Data for review:
-------

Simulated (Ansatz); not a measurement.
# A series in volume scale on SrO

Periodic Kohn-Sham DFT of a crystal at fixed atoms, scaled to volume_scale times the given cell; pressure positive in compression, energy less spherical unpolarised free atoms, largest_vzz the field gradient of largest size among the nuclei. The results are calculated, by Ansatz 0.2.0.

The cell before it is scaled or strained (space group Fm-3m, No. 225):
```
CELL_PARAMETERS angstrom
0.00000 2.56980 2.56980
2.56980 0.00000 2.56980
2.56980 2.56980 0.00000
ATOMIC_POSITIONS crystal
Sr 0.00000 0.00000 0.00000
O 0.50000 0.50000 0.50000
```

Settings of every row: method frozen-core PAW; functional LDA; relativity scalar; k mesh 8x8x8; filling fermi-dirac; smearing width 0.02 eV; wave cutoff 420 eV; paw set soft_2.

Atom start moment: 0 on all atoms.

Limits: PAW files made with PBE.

-------

Requirement: Transcribe each line of the material without any alteration.

Your solution:
Simulated (Ansatz); not a measurement.
# A series in volume scale on SrO

Periodic Kohn-Sham DFT of a crystal at fixed atoms, scaled to volume_scale times the given cell; pressure positive in compression, energy less spherical unpolarised free atoms, largest_vzz the field gradient of largest size among the nuclei. The results are calculated, by Ansatz 0.2.0.

The cell before it is scaled or strained (space group Fm-3m, No. 225):
```
CELL_PARAMETERS angstrom
0.00000 2.56980 2.56980
2.56980 0.00000 2.56980
2.56980 2.56980 0.00000
ATOMIC_POSITIONS crystal
Sr 0.00000 0.00000 0.00000
O 0.50000 0.50000 0.50000
```

Settings of every row: method frozen-core PAW; functional LDA; relativity scalar; k mesh 8x8x8; filling fermi-dirac; smearing width 0.02 eV; wave cutoff 420 eV; paw set soft_2.

Atom start moment: 0 on all atoms.

Limits: PAW files made with PBE.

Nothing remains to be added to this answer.